Exercise data:
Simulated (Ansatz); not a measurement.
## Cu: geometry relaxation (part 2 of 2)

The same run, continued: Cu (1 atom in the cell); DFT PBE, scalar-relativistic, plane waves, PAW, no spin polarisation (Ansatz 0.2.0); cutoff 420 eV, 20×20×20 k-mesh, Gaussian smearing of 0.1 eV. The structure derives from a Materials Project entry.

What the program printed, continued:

Assigned task: Would you please transcribe the lines above exactly, starting with the first line of the material and ending with the line that has "## Cu: geometry relaxation (part 2 of 2)"?

Task output:
Simulated (Ansatz); not a measurement.
## Cu: geometry relaxation (part 2 of 2)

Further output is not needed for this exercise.